━━━━━━━━━━━━━━━━━━━━

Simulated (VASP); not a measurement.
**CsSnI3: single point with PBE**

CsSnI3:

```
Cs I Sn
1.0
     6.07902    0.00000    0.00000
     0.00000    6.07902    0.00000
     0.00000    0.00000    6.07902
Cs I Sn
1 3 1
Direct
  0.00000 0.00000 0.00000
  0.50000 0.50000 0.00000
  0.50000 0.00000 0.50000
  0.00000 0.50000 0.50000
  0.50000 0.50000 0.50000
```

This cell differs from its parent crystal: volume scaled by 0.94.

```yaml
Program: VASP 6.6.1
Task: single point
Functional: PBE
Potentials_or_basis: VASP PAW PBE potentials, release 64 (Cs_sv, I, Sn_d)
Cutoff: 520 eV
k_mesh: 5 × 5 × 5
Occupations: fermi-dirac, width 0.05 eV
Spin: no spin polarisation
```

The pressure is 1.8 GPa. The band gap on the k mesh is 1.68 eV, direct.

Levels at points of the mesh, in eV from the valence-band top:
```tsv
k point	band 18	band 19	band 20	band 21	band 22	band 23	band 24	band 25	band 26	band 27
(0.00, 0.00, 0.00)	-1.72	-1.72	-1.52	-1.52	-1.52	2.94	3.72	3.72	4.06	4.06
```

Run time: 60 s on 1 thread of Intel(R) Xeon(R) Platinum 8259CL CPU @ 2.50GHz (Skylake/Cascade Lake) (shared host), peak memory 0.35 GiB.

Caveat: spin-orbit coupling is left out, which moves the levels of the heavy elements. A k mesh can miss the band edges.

━━━━━━━━━━━━━━━━━━━━

● **ASSIGNMENT**: Return each line exactly, beginning at the start of the material above and ending at the line that includes "Run time: 60", with both of those kept.

● **WRITTEN SOLUTION**:
Simulated (VASP); not a measurement.
**CsSnI3: single point with PBE**

CsSnI3:

```
Cs I Sn
1.0
     6.07902    0.00000    0.00000
     0.00000    6.07902    0.00000
     0.00000    0.00000    6.07902
Cs I Sn
1 3 1
Direct
  0.00000 0.00000 0.00000
  0.50000 0.50000 0.00000
  0.50000 0.00000 0.50000
  0.00000 0.50000 0.50000
  0.50000 0.50000 0.50000
```

This cell differs from its parent crystal: volume scaled by 0.94.

```yaml
Program: VASP 6.6.1
Task: single point
Functional: PBE
Potentials_or_basis: VASP PAW PBE potentials, release 64 (Cs_sv, I, Sn_d)
Cutoff: 520 eV
k_mesh: 5 × 5 × 5
Occupations: fermi-dirac, width 0.05 eV
Spin: no spin polarisation
```

The pressure is 1.8 GPa. The band gap on the k mesh is 1.68 eV, direct.

Levels at points of the mesh, in eV from the valence-band top:
```tsv
k point	band 18	band 19	band 20	band 21	band 22	band 23	band 24	band 25	band 26	band 27
(0.00, 0.00, 0.00)	-1.72	-1.72	-1.52	-1.52	-1.52	2.94	3.72	3.72	4.06	4.06
```

Run time: 60 s on 1 thread of Intel(R) Xeon(R) Platinum 8259CL CPU @ 2.50GHz (Skylake/Cascade Lake) (shared host), peak memory 0.35 GiB.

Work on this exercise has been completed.